Content starts

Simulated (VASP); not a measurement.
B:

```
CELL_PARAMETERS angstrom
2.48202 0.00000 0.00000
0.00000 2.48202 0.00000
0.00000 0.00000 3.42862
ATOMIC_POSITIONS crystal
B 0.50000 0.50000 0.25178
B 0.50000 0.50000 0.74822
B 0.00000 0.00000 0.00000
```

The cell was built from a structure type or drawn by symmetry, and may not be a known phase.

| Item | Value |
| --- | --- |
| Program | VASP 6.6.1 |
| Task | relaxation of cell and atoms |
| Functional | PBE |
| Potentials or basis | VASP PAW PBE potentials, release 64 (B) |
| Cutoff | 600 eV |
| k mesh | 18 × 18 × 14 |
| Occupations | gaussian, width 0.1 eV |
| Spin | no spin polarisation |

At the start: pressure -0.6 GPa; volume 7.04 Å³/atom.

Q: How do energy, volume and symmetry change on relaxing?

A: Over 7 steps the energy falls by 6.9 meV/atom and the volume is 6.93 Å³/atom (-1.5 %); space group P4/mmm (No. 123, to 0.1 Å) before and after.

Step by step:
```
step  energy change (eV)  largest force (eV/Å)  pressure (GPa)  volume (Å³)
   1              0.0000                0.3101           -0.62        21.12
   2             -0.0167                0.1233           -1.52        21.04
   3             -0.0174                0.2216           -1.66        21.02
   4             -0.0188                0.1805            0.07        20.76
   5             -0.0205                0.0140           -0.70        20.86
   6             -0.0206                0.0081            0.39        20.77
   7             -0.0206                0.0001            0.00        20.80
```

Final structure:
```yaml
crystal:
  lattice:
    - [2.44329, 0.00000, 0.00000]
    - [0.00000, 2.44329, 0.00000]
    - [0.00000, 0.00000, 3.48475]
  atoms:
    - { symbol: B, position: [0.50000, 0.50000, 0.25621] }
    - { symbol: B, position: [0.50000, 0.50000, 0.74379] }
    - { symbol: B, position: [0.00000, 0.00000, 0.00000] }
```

Content ends

## Work item:
Give back the entries above exactly as they are, from their first line through the line that contains "width 0.1 eV |", both included, with nothing else.

## Written answer:
Simulated (VASP); not a measurement.
B:

```
CELL_PARAMETERS angstrom
2.48202 0.00000 0.00000
0.00000 2.48202 0.00000
0.00000 0.00000 3.42862
ATOMIC_POSITIONS crystal
B 0.50000 0.50000 0.25178
B 0.50000 0.50000 0.74822
B 0.00000 0.00000 0.00000
```

The cell was built from a structure type or drawn by symmetry, and may not be a known phase.

| Item | Value |
| --- | --- |
| Program | VASP 6.6.1 |
| Task | relaxation of cell and atoms |
| Functional | PBE |
| Potentials or basis | VASP PAW PBE potentials, release 64 (B) |
| Cutoff | 600 eV |
| k mesh | 18 × 18 × 14 |
| Occupations | gaussian, width 0.1 eV |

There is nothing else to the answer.